*Assigned task*. Restate word for word the lines of the material below, from the line with "Ansatz 0.2.0 |" to the line with "0.71 | +0.065 |", both lines included, and no others.

*Supplied entries*.
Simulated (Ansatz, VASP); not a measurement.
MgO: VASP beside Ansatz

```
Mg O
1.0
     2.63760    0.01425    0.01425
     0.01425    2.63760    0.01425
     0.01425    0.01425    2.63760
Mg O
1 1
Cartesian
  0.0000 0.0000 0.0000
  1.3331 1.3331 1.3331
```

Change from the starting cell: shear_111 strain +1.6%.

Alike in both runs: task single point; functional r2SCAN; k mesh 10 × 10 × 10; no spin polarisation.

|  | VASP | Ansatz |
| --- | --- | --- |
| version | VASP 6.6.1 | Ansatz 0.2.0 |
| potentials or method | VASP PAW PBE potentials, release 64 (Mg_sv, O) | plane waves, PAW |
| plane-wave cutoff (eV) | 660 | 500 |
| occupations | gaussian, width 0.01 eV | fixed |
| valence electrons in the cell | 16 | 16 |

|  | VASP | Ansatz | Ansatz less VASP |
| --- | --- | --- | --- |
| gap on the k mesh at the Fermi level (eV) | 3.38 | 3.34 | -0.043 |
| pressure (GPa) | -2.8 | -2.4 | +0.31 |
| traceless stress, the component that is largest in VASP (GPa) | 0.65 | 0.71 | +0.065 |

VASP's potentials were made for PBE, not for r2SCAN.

*Task output*.
| version | VASP 6.6.1 | Ansatz 0.2.0 |
| potentials or method | VASP PAW PBE potentials, release 64 (Mg_sv, O) | plane waves, PAW |
| plane-wave cutoff (eV) | 660 | 500 |
| occupations | gaussian, width 0.01 eV | fixed |
| valence electrons in the cell | 16 | 16 |

|  | VASP | Ansatz | Ansatz less VASP |
| --- | --- | --- | --- |
| gap on the k mesh at the Fermi level (eV) | 3.38 | 3.34 | -0.043 |
| pressure (GPa) | -2.8 | -2.4 | +0.31 |
| traceless stress, the component that is largest in VASP (GPa) | 0.65 | 0.71 | +0.065 |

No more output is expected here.